### Action item
Below are some records; reproduce them exactly.

### Information
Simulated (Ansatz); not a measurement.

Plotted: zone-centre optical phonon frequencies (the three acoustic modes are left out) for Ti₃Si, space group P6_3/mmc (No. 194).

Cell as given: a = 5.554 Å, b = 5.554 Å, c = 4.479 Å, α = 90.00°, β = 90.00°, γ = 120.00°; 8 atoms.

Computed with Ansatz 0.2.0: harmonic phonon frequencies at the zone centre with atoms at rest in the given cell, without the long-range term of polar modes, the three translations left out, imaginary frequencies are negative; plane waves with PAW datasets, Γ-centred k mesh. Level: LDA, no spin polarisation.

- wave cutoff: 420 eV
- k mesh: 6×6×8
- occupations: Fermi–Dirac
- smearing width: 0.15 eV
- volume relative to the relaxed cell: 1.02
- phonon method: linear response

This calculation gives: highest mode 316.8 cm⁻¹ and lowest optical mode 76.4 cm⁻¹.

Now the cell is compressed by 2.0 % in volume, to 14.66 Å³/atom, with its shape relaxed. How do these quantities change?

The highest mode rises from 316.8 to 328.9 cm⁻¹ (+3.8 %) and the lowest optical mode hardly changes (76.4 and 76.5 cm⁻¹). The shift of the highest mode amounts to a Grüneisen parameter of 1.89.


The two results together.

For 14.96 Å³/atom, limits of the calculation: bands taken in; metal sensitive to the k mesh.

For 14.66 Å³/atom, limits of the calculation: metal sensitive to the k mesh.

### Exercise solution
Simulated (Ansatz); not a measurement.

Plotted: zone-centre optical phonon frequencies (the three acoustic modes are left out) for Ti₃Si, space group P6_3/mmc (No. 194).

Cell as given: a = 5.554 Å, b = 5.554 Å, c = 4.479 Å, α = 90.00°, β = 90.00°, γ = 120.00°; 8 atoms.

Computed with Ansatz 0.2.0: harmonic phonon frequencies at the zone centre with atoms at rest in the given cell, without the long-range term of polar modes, the three translations left out, imaginary frequencies are negative; plane waves with PAW datasets, Γ-centred k mesh. Level: LDA, no spin polarisation.

- wave cutoff: 420 eV
- k mesh: 6×6×8
- occupations: Fermi–Dirac
- smearing width: 0.15 eV
- volume relative to the relaxed cell: 1.02
- phonon method: linear response

This calculation gives: highest mode 316.8 cm⁻¹ and lowest optical mode 76.4 cm⁻¹.

Now the cell is compressed by 2.0 % in volume, to 14.66 Å³/atom, with its shape relaxed. How do these quantities change?

The highest mode rises from 316.8 to 328.9 cm⁻¹ (+3.8 %) and the lowest optical mode hardly changes (76.4 and 76.5 cm⁻¹). The shift of the highest mode amounts to a Grüneisen parameter of 1.89.


The two results together.

For 14.96 Å³/atom, limits of the calculation: bands taken in; metal sensitive to the k mesh.

For 14.66 Å³/atom, limits of the calculation: metal sensitive to the k mesh.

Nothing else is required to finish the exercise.